>>>>

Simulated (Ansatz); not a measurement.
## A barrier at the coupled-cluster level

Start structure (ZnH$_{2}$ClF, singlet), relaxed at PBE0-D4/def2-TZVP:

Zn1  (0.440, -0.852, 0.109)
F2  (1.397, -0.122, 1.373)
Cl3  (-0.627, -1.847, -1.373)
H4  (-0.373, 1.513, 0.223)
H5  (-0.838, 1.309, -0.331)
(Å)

<<<<

**WORK TASK**
Lines from the start of the entries through the one containing "(-0.838, 1.309, -0.331)" are to be set down again exactly, both ends included.

**SOLUTION**
Simulated (Ansatz); not a measurement.
## A barrier at the coupled-cluster level

Start structure (ZnH$_{2}$ClF, singlet), relaxed at PBE0-D4/def2-TZVP:

Zn1  (0.440, -0.852, 0.109)
F2  (1.397, -0.122, 1.373)
Cl3  (-0.627, -1.847, -1.373)
H4  (-0.373, 1.513, 0.223)
H5  (-0.838, 1.309, -0.331)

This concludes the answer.